■ RECORDS SHOWN:
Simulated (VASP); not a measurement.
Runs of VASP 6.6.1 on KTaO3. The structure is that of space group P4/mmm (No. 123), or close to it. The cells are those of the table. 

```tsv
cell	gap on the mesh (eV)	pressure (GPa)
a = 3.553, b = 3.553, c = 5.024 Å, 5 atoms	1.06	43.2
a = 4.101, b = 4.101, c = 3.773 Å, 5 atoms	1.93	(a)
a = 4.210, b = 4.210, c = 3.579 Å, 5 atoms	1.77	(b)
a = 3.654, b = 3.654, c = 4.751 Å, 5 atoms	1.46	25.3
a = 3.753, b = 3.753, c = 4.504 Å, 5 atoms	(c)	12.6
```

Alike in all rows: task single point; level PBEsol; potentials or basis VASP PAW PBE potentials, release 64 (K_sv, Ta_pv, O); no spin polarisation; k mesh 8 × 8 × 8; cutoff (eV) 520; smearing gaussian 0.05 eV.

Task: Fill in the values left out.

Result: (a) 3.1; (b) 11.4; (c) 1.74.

■ REQUIREMENT: The stopping point is the line containing "Task: Fill in the values left out.". Reproduce exactly every line of the material from the first through that one.

■ YOUR SOLUTION:
Simulated (VASP); not a measurement.
Runs of VASP 6.6.1 on KTaO3. The structure is that of space group P4/mmm (No. 123), or close to it. The cells are those of the table. 

```tsv
cell	gap on the mesh (eV)	pressure (GPa)
a = 3.553, b = 3.553, c = 5.024 Å, 5 atoms	1.06	43.2
a = 4.101, b = 4.101, c = 3.773 Å, 5 atoms	1.93	(a)
a = 4.210, b = 4.210, c = 3.579 Å, 5 atoms	1.77	(b)
a = 3.654, b = 3.654, c = 4.751 Å, 5 atoms	1.46	25.3
a = 3.753, b = 3.753, c = 4.504 Å, 5 atoms	(c)	12.6
```

Alike in all rows: task single point; level PBEsol; potentials or basis VASP PAW PBE potentials, release 64 (K_sv, Ta_pv, O); no spin polarisation; k mesh 8 × 8 × 8; cutoff (eV) 520; smearing gaussian 0.05 eV.

Task: Fill in the values left out.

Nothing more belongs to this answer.